◆ **WORK TASK**
Reproduce only what lies between the first line of the material below and the line containing "Solution. A is", with both of those lines included and every line kept exact.

__________
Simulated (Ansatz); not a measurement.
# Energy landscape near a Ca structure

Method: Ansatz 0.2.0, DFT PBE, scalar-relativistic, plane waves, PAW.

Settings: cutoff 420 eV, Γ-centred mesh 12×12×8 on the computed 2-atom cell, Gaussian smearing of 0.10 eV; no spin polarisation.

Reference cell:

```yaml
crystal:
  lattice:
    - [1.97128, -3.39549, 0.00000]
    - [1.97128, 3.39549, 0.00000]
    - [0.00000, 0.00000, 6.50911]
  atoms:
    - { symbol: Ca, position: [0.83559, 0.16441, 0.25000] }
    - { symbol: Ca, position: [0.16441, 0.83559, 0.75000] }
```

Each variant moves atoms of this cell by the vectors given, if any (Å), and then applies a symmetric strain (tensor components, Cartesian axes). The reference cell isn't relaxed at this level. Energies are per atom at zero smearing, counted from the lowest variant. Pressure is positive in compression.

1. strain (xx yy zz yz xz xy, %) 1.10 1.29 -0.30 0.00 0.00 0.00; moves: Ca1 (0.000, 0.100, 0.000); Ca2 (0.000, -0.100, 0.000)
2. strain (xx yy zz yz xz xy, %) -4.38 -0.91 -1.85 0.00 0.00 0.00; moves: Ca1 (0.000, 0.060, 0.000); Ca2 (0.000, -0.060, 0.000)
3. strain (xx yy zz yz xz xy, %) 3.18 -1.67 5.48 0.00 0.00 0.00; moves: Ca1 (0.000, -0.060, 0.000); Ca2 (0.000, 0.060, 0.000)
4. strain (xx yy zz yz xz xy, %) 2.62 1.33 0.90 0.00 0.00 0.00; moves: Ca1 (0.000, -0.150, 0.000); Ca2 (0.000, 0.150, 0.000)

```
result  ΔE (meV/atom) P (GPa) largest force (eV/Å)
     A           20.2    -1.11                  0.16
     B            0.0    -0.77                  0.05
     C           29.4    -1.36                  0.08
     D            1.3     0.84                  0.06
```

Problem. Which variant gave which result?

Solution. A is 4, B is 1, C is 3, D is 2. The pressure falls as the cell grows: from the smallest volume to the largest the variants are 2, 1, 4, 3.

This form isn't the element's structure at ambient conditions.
__________

◆ **REPLY**
Simulated (Ansatz); not a measurement.
# Energy landscape near a Ca structure

Method: Ansatz 0.2.0, DFT PBE, scalar-relativistic, plane waves, PAW.

Settings: cutoff 420 eV, Γ-centred mesh 12×12×8 on the computed 2-atom cell, Gaussian smearing of 0.10 eV; no spin polarisation.

Reference cell:

```yaml
crystal:
  lattice:
    - [1.97128, -3.39549, 0.00000]
    - [1.97128, 3.39549, 0.00000]
    - [0.00000, 0.00000, 6.50911]
  atoms:
    - { symbol: Ca, position: [0.83559, 0.16441, 0.25000] }
    - { symbol: Ca, position: [0.16441, 0.83559, 0.75000] }
```

Each variant moves atoms of this cell by the vectors given, if any (Å), and then applies a symmetric strain (tensor components, Cartesian axes). The reference cell isn't relaxed at this level. Energies are per atom at zero smearing, counted from the lowest variant. Pressure is positive in compression.

1. strain (xx yy zz yz xz xy, %) 1.10 1.29 -0.30 0.00 0.00 0.00; moves: Ca1 (0.000, 0.100, 0.000); Ca2 (0.000, -0.100, 0.000)
2. strain (xx yy zz yz xz xy, %) -4.38 -0.91 -1.85 0.00 0.00 0.00; moves: Ca1 (0.000, 0.060, 0.000); Ca2 (0.000, -0.060, 0.000)
3. strain (xx yy zz yz xz xy, %) 3.18 -1.67 5.48 0.00 0.00 0.00; moves: Ca1 (0.000, -0.060, 0.000); Ca2 (0.000, 0.060, 0.000)
4. strain (xx yy zz yz xz xy, %) 2.62 1.33 0.90 0.00 0.00 0.00; moves: Ca1 (0.000, -0.150, 0.000); Ca2 (0.000, 0.150, 0.000)

```
result  ΔE (meV/atom) P (GPa) largest force (eV/Å)
     A           20.2    -1.11                  0.16
     B            0.0    -0.77                  0.05
     C           29.4    -1.36                  0.08
     D            1.3     0.84                  0.06
```

Problem. Which variant gave which result?

Solution. A is 4, B is 1, C is 3, D is 2. The pressure falls as the cell grows: from the smallest volume to the largest the variants are 2, 1, 4, 3.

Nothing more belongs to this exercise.